### Exercise data
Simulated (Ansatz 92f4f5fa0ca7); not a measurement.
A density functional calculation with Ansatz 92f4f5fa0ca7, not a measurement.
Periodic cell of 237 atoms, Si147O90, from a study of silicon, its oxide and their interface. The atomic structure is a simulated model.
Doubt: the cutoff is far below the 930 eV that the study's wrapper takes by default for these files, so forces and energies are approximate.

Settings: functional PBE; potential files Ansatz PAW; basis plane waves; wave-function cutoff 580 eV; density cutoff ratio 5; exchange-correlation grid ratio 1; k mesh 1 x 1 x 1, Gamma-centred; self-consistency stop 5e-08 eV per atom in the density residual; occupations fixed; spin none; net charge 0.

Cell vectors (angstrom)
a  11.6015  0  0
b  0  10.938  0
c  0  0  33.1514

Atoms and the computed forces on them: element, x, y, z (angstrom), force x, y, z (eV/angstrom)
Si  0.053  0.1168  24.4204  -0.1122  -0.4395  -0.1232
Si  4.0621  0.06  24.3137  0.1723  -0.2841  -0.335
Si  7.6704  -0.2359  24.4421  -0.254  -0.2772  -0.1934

### Work request
Please write out the material word for word from its first line through the line holding "Doubt: the cutoff", including both, and no line past it.

### Your response
Simulated (Ansatz 92f4f5fa0ca7); not a measurement.
A density functional calculation with Ansatz 92f4f5fa0ca7, not a measurement.
Periodic cell of 237 atoms, Si147O90, from a study of silicon, its oxide and their interface. The atomic structure is a simulated model.
Doubt: the cutoff is far below the 930 eV that the study's wrapper takes by default for these files, so forces and energies are approximate.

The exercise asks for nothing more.